** Opening Information shown block **
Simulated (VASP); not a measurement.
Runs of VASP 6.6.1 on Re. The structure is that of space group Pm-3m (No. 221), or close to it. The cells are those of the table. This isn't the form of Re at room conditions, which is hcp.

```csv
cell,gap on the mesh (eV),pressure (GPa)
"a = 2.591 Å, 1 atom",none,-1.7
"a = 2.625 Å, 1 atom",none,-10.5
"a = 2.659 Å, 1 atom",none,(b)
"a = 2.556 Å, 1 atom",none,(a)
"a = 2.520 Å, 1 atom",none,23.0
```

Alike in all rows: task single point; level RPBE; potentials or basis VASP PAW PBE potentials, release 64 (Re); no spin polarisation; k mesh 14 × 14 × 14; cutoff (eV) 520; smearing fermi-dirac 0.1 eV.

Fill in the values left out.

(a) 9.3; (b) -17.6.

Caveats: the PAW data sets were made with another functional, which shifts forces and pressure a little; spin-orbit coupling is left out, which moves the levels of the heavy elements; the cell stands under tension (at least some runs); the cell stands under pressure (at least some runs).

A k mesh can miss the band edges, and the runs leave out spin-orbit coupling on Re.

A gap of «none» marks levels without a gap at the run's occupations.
** Closing Information shown block **

→ Action item: All lines in the listing above between the line with "Alike in all" and the line with "(a) 9.3; (b) -17.6.", inclusive, should be set down exactly, and no line outside that range.

→ Your response:
Alike in all rows: task single point; level RPBE; potentials or basis VASP PAW PBE potentials, release 64 (Re); no spin polarisation; k mesh 14 × 14 × 14; cutoff (eV) 520; smearing fermi-dirac 0.1 eV.

Fill in the values left out.

(a) 9.3; (b) -17.6.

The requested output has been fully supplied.